» **ASSIGNED TASK**: The entries are to be written out again with no differences.

══ DATASET RECORDS

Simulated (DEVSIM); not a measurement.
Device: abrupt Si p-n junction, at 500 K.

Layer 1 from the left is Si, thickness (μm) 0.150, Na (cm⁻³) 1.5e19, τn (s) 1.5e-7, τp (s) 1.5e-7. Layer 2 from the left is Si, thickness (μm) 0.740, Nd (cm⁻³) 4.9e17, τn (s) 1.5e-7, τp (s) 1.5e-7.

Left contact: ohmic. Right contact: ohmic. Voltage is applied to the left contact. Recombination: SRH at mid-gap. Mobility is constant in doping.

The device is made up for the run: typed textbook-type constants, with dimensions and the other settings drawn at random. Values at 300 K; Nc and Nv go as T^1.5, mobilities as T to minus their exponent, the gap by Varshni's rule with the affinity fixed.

════

» **EXERCISE SOLUTION**:
Simulated (DEVSIM); not a measurement.
Device: abrupt Si p-n junction, at 500 K.

Layer 1 from the left is Si, thickness (μm) 0.150, Na (cm⁻³) 1.5e19, τn (s) 1.5e-7, τp (s) 1.5e-7. Layer 2 from the left is Si, thickness (μm) 0.740, Nd (cm⁻³) 4.9e17, τn (s) 1.5e-7, τp (s) 1.5e-7.

Left contact: ohmic. Right contact: ohmic. Voltage is applied to the left contact. Recombination: SRH at mid-gap. Mobility is constant in doping.

The device is made up for the run: typed textbook-type constants, with dimensions and the other settings drawn at random. Values at 300 K; Nc and Nv go as T^1.5, mobilities as T to minus their exponent, the gap by Varshni's rule with the affinity fixed.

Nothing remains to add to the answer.